DATA PROVIDED ▸
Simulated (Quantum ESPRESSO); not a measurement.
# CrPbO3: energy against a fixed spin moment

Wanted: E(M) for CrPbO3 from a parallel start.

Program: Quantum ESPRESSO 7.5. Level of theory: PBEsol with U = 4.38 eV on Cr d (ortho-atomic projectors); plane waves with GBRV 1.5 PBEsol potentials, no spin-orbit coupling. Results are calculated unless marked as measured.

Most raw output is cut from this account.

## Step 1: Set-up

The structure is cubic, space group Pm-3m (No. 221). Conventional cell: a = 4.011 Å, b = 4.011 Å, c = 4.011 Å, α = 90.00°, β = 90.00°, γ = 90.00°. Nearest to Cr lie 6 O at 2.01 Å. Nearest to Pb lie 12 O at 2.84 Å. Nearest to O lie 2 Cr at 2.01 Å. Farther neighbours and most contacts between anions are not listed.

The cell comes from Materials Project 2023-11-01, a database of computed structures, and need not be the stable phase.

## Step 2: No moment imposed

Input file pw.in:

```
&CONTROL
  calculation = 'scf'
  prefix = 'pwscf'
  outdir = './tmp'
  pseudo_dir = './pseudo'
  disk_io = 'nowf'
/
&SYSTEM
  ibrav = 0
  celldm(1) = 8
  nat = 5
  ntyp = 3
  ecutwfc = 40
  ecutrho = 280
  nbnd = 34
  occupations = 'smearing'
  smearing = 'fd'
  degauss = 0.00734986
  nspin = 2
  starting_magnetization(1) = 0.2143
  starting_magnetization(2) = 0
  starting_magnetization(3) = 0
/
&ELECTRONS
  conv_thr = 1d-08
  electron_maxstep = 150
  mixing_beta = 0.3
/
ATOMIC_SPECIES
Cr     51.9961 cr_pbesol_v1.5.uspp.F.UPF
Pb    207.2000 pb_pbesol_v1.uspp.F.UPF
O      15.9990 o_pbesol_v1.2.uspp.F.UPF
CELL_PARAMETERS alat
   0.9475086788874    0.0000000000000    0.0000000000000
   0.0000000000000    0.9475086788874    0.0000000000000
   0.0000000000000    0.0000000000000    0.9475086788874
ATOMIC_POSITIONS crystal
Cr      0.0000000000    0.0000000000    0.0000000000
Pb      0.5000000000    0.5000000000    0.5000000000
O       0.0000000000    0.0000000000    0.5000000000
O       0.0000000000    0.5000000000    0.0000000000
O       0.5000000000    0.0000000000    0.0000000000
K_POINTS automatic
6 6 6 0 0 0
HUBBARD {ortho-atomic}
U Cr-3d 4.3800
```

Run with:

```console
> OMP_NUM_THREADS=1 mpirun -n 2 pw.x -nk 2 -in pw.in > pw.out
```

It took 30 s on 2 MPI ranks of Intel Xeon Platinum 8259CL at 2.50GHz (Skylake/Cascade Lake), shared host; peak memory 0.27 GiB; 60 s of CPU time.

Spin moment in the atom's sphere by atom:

EXERCISE ▸ Quote, with nothing altered, all lines from the start of the entries to the line that carries "Wanted: E(M) for", inclusive.

WRITTEN ANSWER ▸
Simulated (Quantum ESPRESSO); not a measurement.
# CrPbO3: energy against a fixed spin moment

Wanted: E(M) for CrPbO3 from a parallel start.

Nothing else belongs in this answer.